Assigned task: Extract the listing below in full, unchanged.

○ ○ ○

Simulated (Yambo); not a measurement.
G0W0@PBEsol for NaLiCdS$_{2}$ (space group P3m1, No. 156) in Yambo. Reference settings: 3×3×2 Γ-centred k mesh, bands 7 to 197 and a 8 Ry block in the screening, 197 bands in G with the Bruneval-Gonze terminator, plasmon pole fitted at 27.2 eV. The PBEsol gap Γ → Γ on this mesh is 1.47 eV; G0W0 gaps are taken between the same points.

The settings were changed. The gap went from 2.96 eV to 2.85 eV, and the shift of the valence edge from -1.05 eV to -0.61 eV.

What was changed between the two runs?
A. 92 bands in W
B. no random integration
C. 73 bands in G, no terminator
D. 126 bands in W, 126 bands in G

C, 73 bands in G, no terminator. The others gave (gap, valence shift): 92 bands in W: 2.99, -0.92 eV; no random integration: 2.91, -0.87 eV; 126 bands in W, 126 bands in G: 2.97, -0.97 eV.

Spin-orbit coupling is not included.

○ ○ ○

Exercise output:
Simulated (Yambo); not a measurement.
G0W0@PBEsol for NaLiCdS$_{2}$ (space group P3m1, No. 156) in Yambo. Reference settings: 3×3×2 Γ-centred k mesh, bands 7 to 197 and a 8 Ry block in the screening, 197 bands in G with the Bruneval-Gonze terminator, plasmon pole fitted at 27.2 eV. The PBEsol gap Γ → Γ on this mesh is 1.47 eV; G0W0 gaps are taken between the same points.

The settings were changed. The gap went from 2.96 eV to 2.85 eV, and the shift of the valence edge from -1.05 eV to -0.61 eV.

What was changed between the two runs?
A. 92 bands in W
B. no random integration
C. 73 bands in G, no terminator
D. 126 bands in W, 126 bands in G

C, 73 bands in G, no terminator. The others gave (gap, valence shift): 92 bands in W: 2.99, -0.92 eV; no random integration: 2.91, -0.87 eV; 126 bands in W, 126 bands in G: 2.97, -0.97 eV.

Spin-orbit coupling is not included.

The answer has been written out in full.